Work item
Could you set down every entry below exactly as it is?

= Beginning of Section =

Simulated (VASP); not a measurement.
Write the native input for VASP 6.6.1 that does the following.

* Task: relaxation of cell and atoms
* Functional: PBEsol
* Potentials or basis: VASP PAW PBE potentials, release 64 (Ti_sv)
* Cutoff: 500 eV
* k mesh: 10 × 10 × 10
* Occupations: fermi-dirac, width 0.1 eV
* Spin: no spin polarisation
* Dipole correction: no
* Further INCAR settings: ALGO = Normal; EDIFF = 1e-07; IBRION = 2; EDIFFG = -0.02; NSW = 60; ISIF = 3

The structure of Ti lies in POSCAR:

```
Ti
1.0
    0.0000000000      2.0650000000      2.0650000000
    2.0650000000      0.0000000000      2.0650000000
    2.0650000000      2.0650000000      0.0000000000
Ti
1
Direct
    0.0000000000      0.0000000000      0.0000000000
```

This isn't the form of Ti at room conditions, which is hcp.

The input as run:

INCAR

= End of Section =

Written reply
Simulated (VASP); not a measurement.
Write the native input for VASP 6.6.1 that does the following.

* Task: relaxation of cell and atoms
* Functional: PBEsol
* Potentials or basis: VASP PAW PBE potentials, release 64 (Ti_sv)
* Cutoff: 500 eV
* k mesh: 10 × 10 × 10
* Occupations: fermi-dirac, width 0.1 eV
* Spin: no spin polarisation
* Dipole correction: no
* Further INCAR settings: ALGO = Normal; EDIFF = 1e-07; IBRION = 2; EDIFFG = -0.02; NSW = 60; ISIF = 3

The structure of Ti lies in POSCAR:

```
Ti
1.0
    0.0000000000      2.0650000000      2.0650000000
    2.0650000000      0.0000000000      2.0650000000
    2.0650000000      2.0650000000      0.0000000000
Ti
1
Direct
    0.0000000000      0.0000000000      0.0000000000
```

This isn't the form of Ti at room conditions, which is hcp.

The input as run:

INCAR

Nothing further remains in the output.